### TASK ITEM
Without any change, set down every record below.

### GIVEN ENTRIES
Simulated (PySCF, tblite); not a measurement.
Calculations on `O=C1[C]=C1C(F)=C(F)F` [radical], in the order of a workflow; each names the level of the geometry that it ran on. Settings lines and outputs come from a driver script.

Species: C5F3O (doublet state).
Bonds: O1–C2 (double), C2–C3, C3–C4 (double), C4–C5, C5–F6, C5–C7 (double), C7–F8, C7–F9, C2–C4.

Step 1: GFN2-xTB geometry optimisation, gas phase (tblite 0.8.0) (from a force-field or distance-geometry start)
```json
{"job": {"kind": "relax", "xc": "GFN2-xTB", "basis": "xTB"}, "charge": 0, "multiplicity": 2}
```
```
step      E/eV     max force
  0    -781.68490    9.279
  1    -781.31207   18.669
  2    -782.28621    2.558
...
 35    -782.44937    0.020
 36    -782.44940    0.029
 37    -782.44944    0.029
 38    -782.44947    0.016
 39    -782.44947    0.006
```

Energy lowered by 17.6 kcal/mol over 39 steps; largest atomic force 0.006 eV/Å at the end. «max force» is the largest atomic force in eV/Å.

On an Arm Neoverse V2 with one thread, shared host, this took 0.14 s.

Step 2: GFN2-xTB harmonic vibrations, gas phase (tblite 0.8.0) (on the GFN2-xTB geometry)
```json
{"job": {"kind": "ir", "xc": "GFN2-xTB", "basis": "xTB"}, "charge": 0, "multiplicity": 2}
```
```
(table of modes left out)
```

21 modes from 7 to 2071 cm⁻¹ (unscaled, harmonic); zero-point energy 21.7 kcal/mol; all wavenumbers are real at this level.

### EXPECTED ANSWER
Simulated (PySCF, tblite); not a measurement.
Calculations on `O=C1[C]=C1C(F)=C(F)F` [radical], in the order of a workflow; each names the level of the geometry that it ran on. Settings lines and outputs come from a driver script.

Species: C5F3O (doublet state).
Bonds: O1–C2 (double), C2–C3, C3–C4 (double), C4–C5, C5–F6, C5–C7 (double), C7–F8, C7–F9, C2–C4.

Step 1: GFN2-xTB geometry optimisation, gas phase (tblite 0.8.0) (from a force-field or distance-geometry start)
```json
{"job": {"kind": "relax", "xc": "GFN2-xTB", "basis": "xTB"}, "charge": 0, "multiplicity": 2}
```
```
step      E/eV     max force
  0    -781.68490    9.279
  1    -781.31207   18.669
  2    -782.28621    2.558
...
 35    -782.44937    0.020
 36    -782.44940    0.029
 37    -782.44944    0.029
 38    -782.44947    0.016
 39    -782.44947    0.006
```

Energy lowered by 17.6 kcal/mol over 39 steps; largest atomic force 0.006 eV/Å at the end. «max force» is the largest atomic force in eV/Å.

On an Arm Neoverse V2 with one thread, shared host, this took 0.14 s.

Step 2: GFN2-xTB harmonic vibrations, gas phase (tblite 0.8.0) (on the GFN2-xTB geometry)
```json
{"job": {"kind": "ir", "xc": "GFN2-xTB", "basis": "xTB"}, "charge": 0, "multiplicity": 2}
```
```
(table of modes left out)
```

21 modes from 7 to 2071 cm⁻¹ (unscaled, harmonic); zero-point energy 21.7 kcal/mol; all wavenumbers are real at this level.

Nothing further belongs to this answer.